Provided information →
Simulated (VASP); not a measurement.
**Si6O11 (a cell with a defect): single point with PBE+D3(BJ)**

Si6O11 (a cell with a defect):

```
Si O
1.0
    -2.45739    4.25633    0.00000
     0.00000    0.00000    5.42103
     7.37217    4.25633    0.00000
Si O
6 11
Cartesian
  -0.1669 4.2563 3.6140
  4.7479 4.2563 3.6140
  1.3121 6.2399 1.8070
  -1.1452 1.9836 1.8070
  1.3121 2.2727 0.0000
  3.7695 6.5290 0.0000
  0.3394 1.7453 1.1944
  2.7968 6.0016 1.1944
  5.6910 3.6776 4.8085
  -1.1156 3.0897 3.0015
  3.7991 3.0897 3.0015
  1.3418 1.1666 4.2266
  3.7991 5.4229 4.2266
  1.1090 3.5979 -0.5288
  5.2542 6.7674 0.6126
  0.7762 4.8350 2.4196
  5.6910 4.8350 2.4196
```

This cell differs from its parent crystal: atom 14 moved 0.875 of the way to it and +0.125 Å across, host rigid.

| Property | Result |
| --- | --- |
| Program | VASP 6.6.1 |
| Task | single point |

Action item → Retype all of the material, keeping each line exact.

Exercise solution →
Simulated (VASP); not a measurement.
**Si6O11 (a cell with a defect): single point with PBE+D3(BJ)**

Si6O11 (a cell with a defect):

```
Si O
1.0
    -2.45739    4.25633    0.00000
     0.00000    0.00000    5.42103
     7.37217    4.25633    0.00000
Si O
6 11
Cartesian
  -0.1669 4.2563 3.6140
  4.7479 4.2563 3.6140
  1.3121 6.2399 1.8070
  -1.1452 1.9836 1.8070
  1.3121 2.2727 0.0000
  3.7695 6.5290 0.0000
  0.3394 1.7453 1.1944
  2.7968 6.0016 1.1944
  5.6910 3.6776 4.8085
  -1.1156 3.0897 3.0015
  3.7991 3.0897 3.0015
  1.3418 1.1666 4.2266
  3.7991 5.4229 4.2266
  1.1090 3.5979 -0.5288
  5.2542 6.7674 0.6126
  0.7762 4.8350 2.4196
  5.6910 4.8350 2.4196
```

This cell differs from its parent crystal: atom 14 moved 0.875 of the way to it and +0.125 Å across, host rigid.

| Property | Result |
| --- | --- |
| Program | VASP 6.6.1 |
| Task | single point |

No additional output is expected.